----- GIVEN INFORMATION

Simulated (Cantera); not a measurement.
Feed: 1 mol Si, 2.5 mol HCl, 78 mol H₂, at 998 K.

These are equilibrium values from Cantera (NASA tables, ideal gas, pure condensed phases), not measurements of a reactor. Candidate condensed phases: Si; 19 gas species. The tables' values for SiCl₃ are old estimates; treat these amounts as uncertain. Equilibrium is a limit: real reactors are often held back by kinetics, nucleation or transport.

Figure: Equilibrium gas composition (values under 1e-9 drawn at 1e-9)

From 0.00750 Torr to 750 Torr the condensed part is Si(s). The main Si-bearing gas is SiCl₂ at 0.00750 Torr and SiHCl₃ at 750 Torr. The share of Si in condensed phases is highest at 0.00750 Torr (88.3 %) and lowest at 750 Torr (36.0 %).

----------

▶ [WORK REQUEST] Give again, word for word, the lines of the listing, starting at its first line and ending with the line containing "Figure: Equilibrium gas".

▶ [ANSWER AREA]
Simulated (Cantera); not a measurement.
Feed: 1 mol Si, 2.5 mol HCl, 78 mol H₂, at 998 K.

These are equilibrium values from Cantera (NASA tables, ideal gas, pure condensed phases), not measurements of a reactor. Candidate condensed phases: Si; 19 gas species. The tables' values for SiCl₃ are old estimates; treat these amounts as uncertain. Equilibrium is a limit: real reactors are often held back by kinetics, nucleation or transport.

Figure: Equilibrium gas composition (values under 1e-9 drawn at 1e-9)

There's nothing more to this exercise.